* **WORK REQUEST**: Return every line of the data below, exactly.

* **ENTRIES SHOWN**:

++++

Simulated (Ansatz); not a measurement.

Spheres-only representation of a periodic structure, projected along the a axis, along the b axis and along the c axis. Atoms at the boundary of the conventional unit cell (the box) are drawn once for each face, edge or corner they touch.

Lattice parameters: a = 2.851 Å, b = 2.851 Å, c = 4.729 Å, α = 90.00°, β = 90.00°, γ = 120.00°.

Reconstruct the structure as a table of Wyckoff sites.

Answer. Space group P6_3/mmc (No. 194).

++++

* **WRITTEN SOLUTION**:
Simulated (Ansatz); not a measurement.

Spheres-only representation of a periodic structure, projected along the a axis, along the b axis and along the c axis. Atoms at the boundary of the conventional unit cell (the box) are drawn once for each face, edge or corner they touch.

Lattice parameters: a = 2.851 Å, b = 2.851 Å, c = 4.729 Å, α = 90.00°, β = 90.00°, γ = 120.00°.

Reconstruct the structure as a table of Wyckoff sites.

Answer. Space group P6_3/mmc (No. 194).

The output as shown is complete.